DATA EXTRACTS>
BEGIN

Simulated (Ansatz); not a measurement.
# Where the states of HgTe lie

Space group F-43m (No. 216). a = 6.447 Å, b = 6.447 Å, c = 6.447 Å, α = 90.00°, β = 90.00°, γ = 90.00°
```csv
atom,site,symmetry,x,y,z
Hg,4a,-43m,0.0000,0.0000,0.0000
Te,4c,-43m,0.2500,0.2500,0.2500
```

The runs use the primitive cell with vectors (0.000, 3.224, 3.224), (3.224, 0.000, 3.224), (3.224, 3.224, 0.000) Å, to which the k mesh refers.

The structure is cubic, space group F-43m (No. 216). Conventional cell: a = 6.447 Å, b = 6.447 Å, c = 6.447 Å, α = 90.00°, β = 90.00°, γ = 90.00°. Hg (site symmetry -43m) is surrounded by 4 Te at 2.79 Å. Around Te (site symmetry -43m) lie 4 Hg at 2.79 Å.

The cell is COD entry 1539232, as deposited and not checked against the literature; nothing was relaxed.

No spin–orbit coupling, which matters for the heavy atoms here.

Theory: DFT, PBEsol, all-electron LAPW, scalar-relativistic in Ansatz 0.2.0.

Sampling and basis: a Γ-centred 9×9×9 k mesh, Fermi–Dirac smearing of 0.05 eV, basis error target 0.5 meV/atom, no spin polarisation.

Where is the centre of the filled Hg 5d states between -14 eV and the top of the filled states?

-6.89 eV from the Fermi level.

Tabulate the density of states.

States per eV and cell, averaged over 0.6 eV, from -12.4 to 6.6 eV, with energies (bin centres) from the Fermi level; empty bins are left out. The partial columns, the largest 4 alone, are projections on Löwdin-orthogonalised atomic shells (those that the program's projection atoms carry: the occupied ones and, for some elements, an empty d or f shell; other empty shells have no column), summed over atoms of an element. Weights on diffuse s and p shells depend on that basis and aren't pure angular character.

END

WORK REQUEST> Repeat exactly the lines of the listing from its first line through the line that holds "The cell is". Nothing else should appear.

EXERCISE SOLUTION>
Simulated (Ansatz); not a measurement.
# Where the states of HgTe lie

Space group F-43m (No. 216). a = 6.447 Å, b = 6.447 Å, c = 6.447 Å, α = 90.00°, β = 90.00°, γ = 90.00°
```csv
atom,site,symmetry,x,y,z
Hg,4a,-43m,0.0000,0.0000,0.0000
Te,4c,-43m,0.2500,0.2500,0.2500
```

The runs use the primitive cell with vectors (0.000, 3.224, 3.224), (3.224, 0.000, 3.224), (3.224, 3.224, 0.000) Å, to which the k mesh refers.

The structure is cubic, space group F-43m (No. 216). Conventional cell: a = 6.447 Å, b = 6.447 Å, c = 6.447 Å, α = 90.00°, β = 90.00°, γ = 90.00°. Hg (site symmetry -43m) is surrounded by 4 Te at 2.79 Å. Around Te (site symmetry -43m) lie 4 Hg at 2.79 Å.

The cell is COD entry 1539232, as deposited and not checked against the literature; nothing was relaxed.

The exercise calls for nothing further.